DATA TO EXAMINE —
[Start of Attachment]

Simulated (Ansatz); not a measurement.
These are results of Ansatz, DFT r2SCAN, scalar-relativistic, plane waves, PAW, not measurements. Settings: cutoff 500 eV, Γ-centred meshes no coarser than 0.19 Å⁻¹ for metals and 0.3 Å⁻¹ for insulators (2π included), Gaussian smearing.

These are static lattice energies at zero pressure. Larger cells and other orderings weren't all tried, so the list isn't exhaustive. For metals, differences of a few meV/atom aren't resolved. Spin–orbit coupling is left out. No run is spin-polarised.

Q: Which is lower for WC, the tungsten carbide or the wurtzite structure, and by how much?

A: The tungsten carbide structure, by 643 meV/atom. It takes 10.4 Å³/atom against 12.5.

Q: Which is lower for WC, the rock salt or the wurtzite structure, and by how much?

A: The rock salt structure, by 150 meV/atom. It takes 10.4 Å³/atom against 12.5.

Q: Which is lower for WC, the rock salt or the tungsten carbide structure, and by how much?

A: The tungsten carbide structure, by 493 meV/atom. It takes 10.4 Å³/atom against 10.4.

[End of Attachment]

ACTIVITY — Within the listing above, locate the line containing "These are static" and the line containing "carbide structure, and by how much?". Reproduce those two lines and all lines between them exactly, with nothing added.

EXERCISE RESULT —
These are static lattice energies at zero pressure. Larger cells and other orderings weren't all tried, so the list isn't exhaustive. For metals, differences of a few meV/atom aren't resolved. Spin–orbit coupling is left out. No run is spin-polarised.

Q: Which is lower for WC, the tungsten carbide or the wurtzite structure, and by how much?

A: The tungsten carbide structure, by 643 meV/atom. It takes 10.4 Å³/atom against 12.5.

Q: Which is lower for WC, the rock salt or the wurtzite structure, and by how much?

A: The rock salt structure, by 150 meV/atom. It takes 10.4 Å³/atom against 12.5.

Q: Which is lower for WC, the rock salt or the tungsten carbide structure, and by how much?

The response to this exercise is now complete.